● ACTIVITY
Copy each line of the records below, from the first through the one that contains "Result: 90.0 GPa.", exactly as written.

•••••

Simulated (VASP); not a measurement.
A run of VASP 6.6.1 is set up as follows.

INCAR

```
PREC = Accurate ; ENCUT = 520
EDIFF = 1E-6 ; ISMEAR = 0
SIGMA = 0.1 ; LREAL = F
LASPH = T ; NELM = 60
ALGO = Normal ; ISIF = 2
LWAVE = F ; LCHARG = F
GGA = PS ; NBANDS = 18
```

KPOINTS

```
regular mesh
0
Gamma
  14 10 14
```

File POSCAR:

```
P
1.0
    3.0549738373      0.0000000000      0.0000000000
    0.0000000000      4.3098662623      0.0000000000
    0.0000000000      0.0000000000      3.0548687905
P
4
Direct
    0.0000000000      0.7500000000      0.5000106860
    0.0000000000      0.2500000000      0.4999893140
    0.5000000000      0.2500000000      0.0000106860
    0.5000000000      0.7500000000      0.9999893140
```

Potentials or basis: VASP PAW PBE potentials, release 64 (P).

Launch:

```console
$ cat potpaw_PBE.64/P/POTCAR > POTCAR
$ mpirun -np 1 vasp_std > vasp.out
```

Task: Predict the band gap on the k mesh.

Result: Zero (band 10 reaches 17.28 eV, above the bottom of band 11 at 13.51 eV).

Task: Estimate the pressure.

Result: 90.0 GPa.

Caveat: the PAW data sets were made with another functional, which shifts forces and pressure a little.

•••••

● RESPONSE AREA
Simulated (VASP); not a measurement.
A run of VASP 6.6.1 is set up as follows.

INCAR

```
PREC = Accurate ; ENCUT = 520
EDIFF = 1E-6 ; ISMEAR = 0
SIGMA = 0.1 ; LREAL = F
LASPH = T ; NELM = 60
ALGO = Normal ; ISIF = 2
LWAVE = F ; LCHARG = F
GGA = PS ; NBANDS = 18
```

KPOINTS

```
regular mesh
0
Gamma
  14 10 14
```

File POSCAR:

```
P
1.0
    3.0549738373      0.0000000000      0.0000000000
    0.0000000000      4.3098662623      0.0000000000
    0.0000000000      0.0000000000      3.0548687905
P
4
Direct
    0.0000000000      0.7500000000      0.5000106860
    0.0000000000      0.2500000000      0.4999893140
    0.5000000000      0.2500000000      0.0000106860
    0.5000000000      0.7500000000      0.9999893140
```

Potentials or basis: VASP PAW PBE potentials, release 64 (P).

Launch:

```console
$ cat potpaw_PBE.64/P/POTCAR > POTCAR
$ mpirun -np 1 vasp_std > vasp.out
```

Task: Predict the band gap on the k mesh.

Result: Zero (band 10 reaches 17.28 eV, above the bottom of band 11 at 13.51 eV).

Task: Estimate the pressure.

Result: 90.0 GPa.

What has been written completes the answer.